Requirement: Below are some entries; set them all down exactly.

━━━ Supplied material
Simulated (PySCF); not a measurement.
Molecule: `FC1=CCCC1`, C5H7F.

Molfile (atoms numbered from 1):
━━━━━━

Exercise result:
Simulated (PySCF); not a measurement.
Molecule: `FC1=CCCC1`, C5H7F.

Molfile (atoms numbered from 1):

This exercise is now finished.